In full and without changes, output the data.

====

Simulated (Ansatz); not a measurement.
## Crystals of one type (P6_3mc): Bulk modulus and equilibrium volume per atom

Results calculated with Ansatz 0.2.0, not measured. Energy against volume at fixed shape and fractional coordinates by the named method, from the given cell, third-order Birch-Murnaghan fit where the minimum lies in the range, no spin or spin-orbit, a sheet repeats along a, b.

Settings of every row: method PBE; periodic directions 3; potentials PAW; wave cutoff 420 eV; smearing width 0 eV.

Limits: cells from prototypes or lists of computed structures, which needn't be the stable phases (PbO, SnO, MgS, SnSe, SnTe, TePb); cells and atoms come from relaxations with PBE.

====

WRITTEN SOLUTION:
Simulated (Ansatz); not a measurement.
## Crystals of one type (P6_3mc): Bulk modulus and equilibrium volume per atom

Results calculated with Ansatz 0.2.0, not measured. Energy against volume at fixed shape and fractional coordinates by the named method, from the given cell, third-order Birch-Murnaghan fit where the minimum lies in the range, no spin or spin-orbit, a sheet repeats along a, b.

Settings of every row: method PBE; periodic directions 3; potentials PAW; wave cutoff 420 eV; smearing width 0 eV.

Limits: cells from prototypes or lists of computed structures, which needn't be the stable phases (PbO, SnO, MgS, SnSe, SnTe, TePb); cells and atoms come from relaxations with PBE.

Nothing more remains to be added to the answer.